◆ Activity: Only the lines from the start of the entries up to and including the line with "Run time: 51" should be written out, exactly as they stand.

Segment Start: Material shown

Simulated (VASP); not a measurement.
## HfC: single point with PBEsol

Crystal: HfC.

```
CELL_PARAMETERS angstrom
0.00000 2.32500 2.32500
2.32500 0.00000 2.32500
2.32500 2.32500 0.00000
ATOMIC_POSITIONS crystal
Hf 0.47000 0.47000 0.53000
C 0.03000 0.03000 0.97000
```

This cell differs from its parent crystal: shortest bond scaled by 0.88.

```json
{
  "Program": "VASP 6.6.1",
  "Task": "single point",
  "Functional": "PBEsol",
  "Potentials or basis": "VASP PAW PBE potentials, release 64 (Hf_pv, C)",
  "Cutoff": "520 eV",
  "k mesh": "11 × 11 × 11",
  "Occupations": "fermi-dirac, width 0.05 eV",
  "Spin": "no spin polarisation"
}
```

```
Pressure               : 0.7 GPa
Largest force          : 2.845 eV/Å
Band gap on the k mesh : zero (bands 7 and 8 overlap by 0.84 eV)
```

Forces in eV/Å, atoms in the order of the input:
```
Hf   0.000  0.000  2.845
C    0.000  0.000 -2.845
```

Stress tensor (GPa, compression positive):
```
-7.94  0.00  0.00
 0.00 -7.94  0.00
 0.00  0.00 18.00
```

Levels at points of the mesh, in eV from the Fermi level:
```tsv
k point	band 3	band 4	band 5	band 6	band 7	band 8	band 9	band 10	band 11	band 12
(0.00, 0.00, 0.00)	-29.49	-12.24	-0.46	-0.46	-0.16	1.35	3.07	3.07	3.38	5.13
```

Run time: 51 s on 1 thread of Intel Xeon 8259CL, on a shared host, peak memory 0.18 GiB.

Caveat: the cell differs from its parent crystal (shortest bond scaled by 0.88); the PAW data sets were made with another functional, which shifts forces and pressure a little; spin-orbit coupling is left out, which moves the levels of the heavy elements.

Segment End: Material shown

◆ Response:
Simulated (VASP); not a measurement.
## HfC: single point with PBEsol

Crystal: HfC.

```
CELL_PARAMETERS angstrom
0.00000 2.32500 2.32500
2.32500 0.00000 2.32500
2.32500 2.32500 0.00000
ATOMIC_POSITIONS crystal
Hf 0.47000 0.47000 0.53000
C 0.03000 0.03000 0.97000
```

This cell differs from its parent crystal: shortest bond scaled by 0.88.

```json
{
  "Program": "VASP 6.6.1",
  "Task": "single point",
  "Functional": "PBEsol",
  "Potentials or basis": "VASP PAW PBE potentials, release 64 (Hf_pv, C)",
  "Cutoff": "520 eV",
  "k mesh": "11 × 11 × 11",
  "Occupations": "fermi-dirac, width 0.05 eV",
  "Spin": "no spin polarisation"
}
```

```
Pressure               : 0.7 GPa
Largest force          : 2.845 eV/Å
Band gap on the k mesh : zero (bands 7 and 8 overlap by 0.84 eV)
```

Forces in eV/Å, atoms in the order of the input:
```
Hf   0.000  0.000  2.845
C    0.000  0.000 -2.845
```

Stress tensor (GPa, compression positive):
```
-7.94  0.00  0.00
 0.00 -7.94  0.00
 0.00  0.00 18.00
```

Levels at points of the mesh, in eV from the Fermi level:
```tsv
k point	band 3	band 4	band 5	band 6	band 7	band 8	band 9	band 10	band 11	band 12
(0.00, 0.00, 0.00)	-29.49	-12.24	-0.46	-0.46	-0.16	1.35	3.07	3.07	3.38	5.13
```

Run time: 51 s on 1 thread of Intel Xeon 8259CL, on a shared host, peak memory 0.18 GiB.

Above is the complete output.